WORK REQUEST:
What appears from the first line of the data below through the line containing "21 × 21 × 12 |", both included, should be copied exactly, and nothing else.

THE DATA:
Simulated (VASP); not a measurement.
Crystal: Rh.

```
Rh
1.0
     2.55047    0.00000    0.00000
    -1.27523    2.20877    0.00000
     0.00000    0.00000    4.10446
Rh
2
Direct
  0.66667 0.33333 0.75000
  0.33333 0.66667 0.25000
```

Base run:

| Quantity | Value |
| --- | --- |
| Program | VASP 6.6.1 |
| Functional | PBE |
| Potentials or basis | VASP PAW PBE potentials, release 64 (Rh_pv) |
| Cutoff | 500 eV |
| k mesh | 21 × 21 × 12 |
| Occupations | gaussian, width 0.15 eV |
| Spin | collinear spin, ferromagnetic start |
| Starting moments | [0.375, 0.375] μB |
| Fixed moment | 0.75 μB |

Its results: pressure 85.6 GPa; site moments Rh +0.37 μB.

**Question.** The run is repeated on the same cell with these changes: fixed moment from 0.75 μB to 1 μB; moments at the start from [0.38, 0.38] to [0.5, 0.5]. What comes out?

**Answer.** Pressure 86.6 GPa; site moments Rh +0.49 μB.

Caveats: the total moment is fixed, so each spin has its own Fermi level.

EXERCISE OUTPUT:
Simulated (VASP); not a measurement.
Crystal: Rh.

```
Rh
1.0
     2.55047    0.00000    0.00000
    -1.27523    2.20877    0.00000
     0.00000    0.00000    4.10446
Rh
2
Direct
  0.66667 0.33333 0.75000
  0.33333 0.66667 0.25000
```

Base run:

| Quantity | Value |
| --- | --- |
| Program | VASP 6.6.1 |
| Functional | PBE |
| Potentials or basis | VASP PAW PBE potentials, release 64 (Rh_pv) |
| Cutoff | 500 eV |
| k mesh | 21 × 21 × 12 |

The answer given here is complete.